═════ Entries provided ═════
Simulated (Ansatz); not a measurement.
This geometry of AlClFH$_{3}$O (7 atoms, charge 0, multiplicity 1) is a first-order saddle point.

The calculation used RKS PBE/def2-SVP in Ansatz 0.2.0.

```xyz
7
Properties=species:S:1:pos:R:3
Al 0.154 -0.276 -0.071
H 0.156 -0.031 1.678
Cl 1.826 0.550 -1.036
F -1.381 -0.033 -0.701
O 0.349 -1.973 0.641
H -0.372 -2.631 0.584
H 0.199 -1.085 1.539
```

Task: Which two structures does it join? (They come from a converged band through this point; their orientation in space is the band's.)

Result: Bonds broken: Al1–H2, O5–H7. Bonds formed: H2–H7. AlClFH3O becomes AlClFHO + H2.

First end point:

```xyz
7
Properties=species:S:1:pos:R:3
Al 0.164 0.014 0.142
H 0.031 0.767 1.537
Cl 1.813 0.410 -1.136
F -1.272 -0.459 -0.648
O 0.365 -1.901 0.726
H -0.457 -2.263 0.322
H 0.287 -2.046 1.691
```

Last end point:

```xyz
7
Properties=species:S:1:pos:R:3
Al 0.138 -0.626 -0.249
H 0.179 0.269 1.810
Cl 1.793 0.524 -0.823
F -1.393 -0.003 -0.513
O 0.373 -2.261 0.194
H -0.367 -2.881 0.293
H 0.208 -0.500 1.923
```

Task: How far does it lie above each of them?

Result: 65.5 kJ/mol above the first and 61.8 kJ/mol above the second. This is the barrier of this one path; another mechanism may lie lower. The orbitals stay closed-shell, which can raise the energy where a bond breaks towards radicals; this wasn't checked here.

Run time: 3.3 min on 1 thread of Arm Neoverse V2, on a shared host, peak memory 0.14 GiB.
═════

**Work order**
Print exactly, and only, the lines beginning at the top of the listing and ending at the line with "Result: 65.5 kJ/mol".

**Exercise answer**
Simulated (Ansatz); not a measurement.
This geometry of AlClFH$_{3}$O (7 atoms, charge 0, multiplicity 1) is a first-order saddle point.

The calculation used RKS PBE/def2-SVP in Ansatz 0.2.0.

```xyz
7
Properties=species:S:1:pos:R:3
Al 0.154 -0.276 -0.071
H 0.156 -0.031 1.678
Cl 1.826 0.550 -1.036
F -1.381 -0.033 -0.701
O 0.349 -1.973 0.641
H -0.372 -2.631 0.584
H 0.199 -1.085 1.539
```

Task: Which two structures does it join? (They come from a converged band through this point; their orientation in space is the band's.)

Result: Bonds broken: Al1–H2, O5–H7. Bonds formed: H2–H7. AlClFH3O becomes AlClFHO + H2.

First end point:

```xyz
7
Properties=species:S:1:pos:R:3
Al 0.164 0.014 0.142
H 0.031 0.767 1.537
Cl 1.813 0.410 -1.136
F -1.272 -0.459 -0.648
O 0.365 -1.901 0.726
H -0.457 -2.263 0.322
H 0.287 -2.046 1.691
```

Last end point:

```xyz
7
Properties=species:S:1:pos:R:3
Al 0.138 -0.626 -0.249
H 0.179 0.269 1.810
Cl 1.793 0.524 -0.823
F -1.393 -0.003 -0.513
O 0.373 -2.261 0.194
H -0.367 -2.881 0.293
H 0.208 -0.500 1.923
```

Task: How far does it lie above each of them?

Result: 65.5 kJ/mol above the first and 61.8 kJ/mol above the second. This is the barrier of this one path; another mechanism may lie lower. The orbitals stay closed-shell, which can raise the energy where a bond breaks towards radicals; this wasn't checked here.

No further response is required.